= = = = =

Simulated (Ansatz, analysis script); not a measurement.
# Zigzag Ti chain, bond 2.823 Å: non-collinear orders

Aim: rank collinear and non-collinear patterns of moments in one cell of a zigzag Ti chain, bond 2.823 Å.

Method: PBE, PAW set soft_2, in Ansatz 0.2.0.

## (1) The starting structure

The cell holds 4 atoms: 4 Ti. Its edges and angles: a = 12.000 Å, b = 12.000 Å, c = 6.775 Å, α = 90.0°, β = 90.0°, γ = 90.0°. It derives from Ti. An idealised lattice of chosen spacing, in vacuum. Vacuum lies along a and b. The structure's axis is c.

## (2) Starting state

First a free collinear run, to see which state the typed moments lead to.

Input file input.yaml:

= = = = =

**Work order**
An exact copy of the lines above between the line holding "Aim: rank collinear" and the line holding "First a free", inclusive, is the whole answer.

**Response box**
Aim: rank collinear and non-collinear patterns of moments in one cell of a zigzag Ti chain, bond 2.823 Å.

Method: PBE, PAW set soft_2, in Ansatz 0.2.0.

## (1) The starting structure

The cell holds 4 atoms: 4 Ti. Its edges and angles: a = 12.000 Å, b = 12.000 Å, c = 6.775 Å, α = 90.0°, β = 90.0°, γ = 90.0°. It derives from Ti. An idealised lattice of chosen spacing, in vacuum. Vacuum lies along a and b. The structure's axis is c.

## (2) Starting state

First a free collinear run, to see which state the typed moments lead to.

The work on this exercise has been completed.